▶ [Task item]
Please transcribe the following records in full, exactly as given.

• • • •

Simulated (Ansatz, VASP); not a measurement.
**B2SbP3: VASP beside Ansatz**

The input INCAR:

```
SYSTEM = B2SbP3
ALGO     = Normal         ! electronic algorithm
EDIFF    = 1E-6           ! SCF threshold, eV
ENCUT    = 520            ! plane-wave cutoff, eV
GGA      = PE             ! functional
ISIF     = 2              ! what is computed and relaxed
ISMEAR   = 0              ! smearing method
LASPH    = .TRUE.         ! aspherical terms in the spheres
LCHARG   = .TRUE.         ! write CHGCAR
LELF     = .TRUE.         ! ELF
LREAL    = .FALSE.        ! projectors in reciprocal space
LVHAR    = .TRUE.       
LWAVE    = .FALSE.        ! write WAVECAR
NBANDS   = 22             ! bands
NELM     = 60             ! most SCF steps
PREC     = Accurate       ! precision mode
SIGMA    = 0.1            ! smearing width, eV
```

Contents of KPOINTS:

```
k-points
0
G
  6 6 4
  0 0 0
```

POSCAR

• • • •

▶ [Exercise result]
Simulated (Ansatz, VASP); not a measurement.
**B2SbP3: VASP beside Ansatz**

The input INCAR:

```
SYSTEM = B2SbP3
ALGO     = Normal         ! electronic algorithm
EDIFF    = 1E-6           ! SCF threshold, eV
ENCUT    = 520            ! plane-wave cutoff, eV
GGA      = PE             ! functional
ISIF     = 2              ! what is computed and relaxed
ISMEAR   = 0              ! smearing method
LASPH    = .TRUE.         ! aspherical terms in the spheres
LCHARG   = .TRUE.         ! write CHGCAR
LELF     = .TRUE.         ! ELF
LREAL    = .FALSE.        ! projectors in reciprocal space
LVHAR    = .TRUE.       
LWAVE    = .FALSE.        ! write WAVECAR
NBANDS   = 22             ! bands
NELM     = 60             ! most SCF steps
PREC     = Accurate       ! precision mode
SIGMA    = 0.1            ! smearing width, eV
```

Contents of KPOINTS:

```
k-points
0
G
  6 6 4
  0 0 0
```

POSCAR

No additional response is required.